(EXTRACTED RECORDS begins)

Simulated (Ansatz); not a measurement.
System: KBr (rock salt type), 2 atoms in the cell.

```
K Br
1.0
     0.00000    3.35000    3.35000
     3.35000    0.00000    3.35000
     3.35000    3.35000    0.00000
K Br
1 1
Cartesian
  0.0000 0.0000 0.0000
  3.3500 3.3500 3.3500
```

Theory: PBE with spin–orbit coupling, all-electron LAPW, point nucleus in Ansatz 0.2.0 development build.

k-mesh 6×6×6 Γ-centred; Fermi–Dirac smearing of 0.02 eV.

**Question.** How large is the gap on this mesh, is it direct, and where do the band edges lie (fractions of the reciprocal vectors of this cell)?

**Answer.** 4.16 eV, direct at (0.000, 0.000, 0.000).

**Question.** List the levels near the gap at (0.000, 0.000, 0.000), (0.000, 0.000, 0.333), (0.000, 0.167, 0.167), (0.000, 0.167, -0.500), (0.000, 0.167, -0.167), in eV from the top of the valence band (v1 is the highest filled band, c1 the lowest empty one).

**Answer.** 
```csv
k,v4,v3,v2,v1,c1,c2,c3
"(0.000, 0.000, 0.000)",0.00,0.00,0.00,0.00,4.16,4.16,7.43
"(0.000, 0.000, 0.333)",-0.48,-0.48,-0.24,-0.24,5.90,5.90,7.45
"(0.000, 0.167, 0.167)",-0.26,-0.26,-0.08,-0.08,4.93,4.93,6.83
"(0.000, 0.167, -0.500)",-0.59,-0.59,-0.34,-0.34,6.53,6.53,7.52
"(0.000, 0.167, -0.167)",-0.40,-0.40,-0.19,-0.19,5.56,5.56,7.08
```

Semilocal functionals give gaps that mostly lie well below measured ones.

(EXTRACTED RECORDS ends)

## ASSIGNED TASK
Write all the data out again, word for word.

## EXERCISE ANSWER
Simulated (Ansatz); not a measurement.
System: KBr (rock salt type), 2 atoms in the cell.

```
K Br
1.0
     0.00000    3.35000    3.35000
     3.35000    0.00000    3.35000
     3.35000    3.35000    0.00000
K Br
1 1
Cartesian
  0.0000 0.0000 0.0000
  3.3500 3.3500 3.3500
```

Theory: PBE with spin–orbit coupling, all-electron LAPW, point nucleus in Ansatz 0.2.0 development build.

k-mesh 6×6×6 Γ-centred; Fermi–Dirac smearing of 0.02 eV.

**Question.** How large is the gap on this mesh, is it direct, and where do the band edges lie (fractions of the reciprocal vectors of this cell)?

**Answer.** 4.16 eV, direct at (0.000, 0.000, 0.000).

**Question.** List the levels near the gap at (0.000, 0.000, 0.000), (0.000, 0.000, 0.333), (0.000, 0.167, 0.167), (0.000, 0.167, -0.500), (0.000, 0.167, -0.167), in eV from the top of the valence band (v1 is the highest filled band, c1 the lowest empty one).

**Answer.** 
```csv
k,v4,v3,v2,v1,c1,c2,c3
"(0.000, 0.000, 0.000)",0.00,0.00,0.00,0.00,4.16,4.16,7.43
"(0.000, 0.000, 0.333)",-0.48,-0.48,-0.24,-0.24,5.90,5.90,7.45
"(0.000, 0.167, 0.167)",-0.26,-0.26,-0.08,-0.08,4.93,4.93,6.83
"(0.000, 0.167, -0.500)",-0.59,-0.59,-0.34,-0.34,6.53,6.53,7.52
"(0.000, 0.167, -0.167)",-0.40,-0.40,-0.19,-0.19,5.56,5.56,7.08
```

Semilocal functionals give gaps that mostly lie well below measured ones.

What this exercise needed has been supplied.